□ □ □ □ □
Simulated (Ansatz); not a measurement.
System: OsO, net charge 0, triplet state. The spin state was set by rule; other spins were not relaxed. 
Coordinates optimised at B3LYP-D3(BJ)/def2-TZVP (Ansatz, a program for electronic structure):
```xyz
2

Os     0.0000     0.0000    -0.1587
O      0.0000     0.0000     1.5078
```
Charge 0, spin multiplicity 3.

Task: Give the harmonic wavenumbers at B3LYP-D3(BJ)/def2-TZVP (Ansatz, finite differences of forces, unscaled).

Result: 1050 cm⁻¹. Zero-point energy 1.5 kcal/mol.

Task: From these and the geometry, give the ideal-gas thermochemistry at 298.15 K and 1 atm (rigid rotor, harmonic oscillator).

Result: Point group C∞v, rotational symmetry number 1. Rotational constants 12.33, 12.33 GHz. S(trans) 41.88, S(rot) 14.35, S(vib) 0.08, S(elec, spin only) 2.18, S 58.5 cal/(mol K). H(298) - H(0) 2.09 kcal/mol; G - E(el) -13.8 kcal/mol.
□ □ □ □ □

Exercise – Begin at the first line of the material above. Transcribe each line exactly, ending with the line that contains "Task: From these".

Task response –
Simulated (Ansatz); not a measurement.
System: OsO, net charge 0, triplet state. The spin state was set by rule; other spins were not relaxed. 
Coordinates optimised at B3LYP-D3(BJ)/def2-TZVP (Ansatz, a program for electronic structure):
```xyz
2

Os     0.0000     0.0000    -0.1587
O      0.0000     0.0000     1.5078
```
Charge 0, spin multiplicity 3.

Task: Give the harmonic wavenumbers at B3LYP-D3(BJ)/def2-TZVP (Ansatz, finite differences of forces, unscaled).

Result: 1050 cm⁻¹. Zero-point energy 1.5 kcal/mol.

Task: From these and the geometry, give the ideal-gas thermochemistry at 298.15 K and 1 atm (rigid rotor, harmonic oscillator).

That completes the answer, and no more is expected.